*** Begin section ***

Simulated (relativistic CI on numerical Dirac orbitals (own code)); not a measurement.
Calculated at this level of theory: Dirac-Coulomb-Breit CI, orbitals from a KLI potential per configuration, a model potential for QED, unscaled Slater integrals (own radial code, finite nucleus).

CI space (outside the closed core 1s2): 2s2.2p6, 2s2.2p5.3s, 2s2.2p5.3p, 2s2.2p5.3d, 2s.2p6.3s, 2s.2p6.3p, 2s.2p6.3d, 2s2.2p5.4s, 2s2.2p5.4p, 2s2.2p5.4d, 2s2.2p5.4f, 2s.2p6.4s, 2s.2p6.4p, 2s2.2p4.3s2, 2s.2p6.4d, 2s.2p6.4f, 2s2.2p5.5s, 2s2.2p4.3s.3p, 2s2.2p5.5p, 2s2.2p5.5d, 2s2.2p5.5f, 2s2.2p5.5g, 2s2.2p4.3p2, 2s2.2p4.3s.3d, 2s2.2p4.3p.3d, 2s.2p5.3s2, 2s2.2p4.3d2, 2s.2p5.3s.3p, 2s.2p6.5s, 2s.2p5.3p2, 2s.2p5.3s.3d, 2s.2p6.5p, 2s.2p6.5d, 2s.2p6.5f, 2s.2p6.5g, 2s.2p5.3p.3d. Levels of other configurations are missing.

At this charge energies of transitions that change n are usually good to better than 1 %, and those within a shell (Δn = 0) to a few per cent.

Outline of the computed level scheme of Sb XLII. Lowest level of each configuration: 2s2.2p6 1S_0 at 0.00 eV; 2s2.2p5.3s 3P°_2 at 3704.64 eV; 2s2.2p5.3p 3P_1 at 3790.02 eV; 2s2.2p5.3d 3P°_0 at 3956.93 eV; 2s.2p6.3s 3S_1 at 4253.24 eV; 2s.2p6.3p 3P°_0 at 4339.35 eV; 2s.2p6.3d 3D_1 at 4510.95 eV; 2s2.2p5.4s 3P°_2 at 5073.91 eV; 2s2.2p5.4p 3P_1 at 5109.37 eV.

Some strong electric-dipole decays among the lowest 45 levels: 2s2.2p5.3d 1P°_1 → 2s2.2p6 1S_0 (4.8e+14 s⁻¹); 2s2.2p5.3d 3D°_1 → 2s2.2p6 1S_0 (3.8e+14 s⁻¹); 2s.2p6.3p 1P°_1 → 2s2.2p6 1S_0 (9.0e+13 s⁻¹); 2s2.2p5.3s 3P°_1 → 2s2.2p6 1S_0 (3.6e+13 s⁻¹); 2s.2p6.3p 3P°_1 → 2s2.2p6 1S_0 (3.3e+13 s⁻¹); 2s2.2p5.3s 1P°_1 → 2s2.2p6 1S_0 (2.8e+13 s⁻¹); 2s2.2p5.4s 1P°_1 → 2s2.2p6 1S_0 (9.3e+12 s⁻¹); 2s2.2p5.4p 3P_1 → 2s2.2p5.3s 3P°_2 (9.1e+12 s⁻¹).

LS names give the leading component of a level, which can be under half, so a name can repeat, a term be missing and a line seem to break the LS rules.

*** End section ***

Assigned task » Copy out the listing above, line by line and exactly, from its first line to the line holding "CI space (outside", inclusive.

Problem solution »
Simulated (relativistic CI on numerical Dirac orbitals (own code)); not a measurement.
Calculated at this level of theory: Dirac-Coulomb-Breit CI, orbitals from a KLI potential per configuration, a model potential for QED, unscaled Slater integrals (own radial code, finite nucleus).

CI space (outside the closed core 1s2): 2s2.2p6, 2s2.2p5.3s, 2s2.2p5.3p, 2s2.2p5.3d, 2s.2p6.3s, 2s.2p6.3p, 2s.2p6.3d, 2s2.2p5.4s, 2s2.2p5.4p, 2s2.2p5.4d, 2s2.2p5.4f, 2s.2p6.4s, 2s.2p6.4p, 2s2.2p4.3s2, 2s.2p6.4d, 2s.2p6.4f, 2s2.2p5.5s, 2s2.2p4.3s.3p, 2s2.2p5.5p, 2s2.2p5.5d, 2s2.2p5.5f, 2s2.2p5.5g, 2s2.2p4.3p2, 2s2.2p4.3s.3d, 2s2.2p4.3p.3d, 2s.2p5.3s2, 2s2.2p4.3d2, 2s.2p5.3s.3p, 2s.2p6.5s, 2s.2p5.3p2, 2s.2p5.3s.3d, 2s.2p6.5p, 2s.2p6.5d, 2s.2p6.5f, 2s.2p6.5g, 2s.2p5.3p.3d. Levels of other configurations are missing.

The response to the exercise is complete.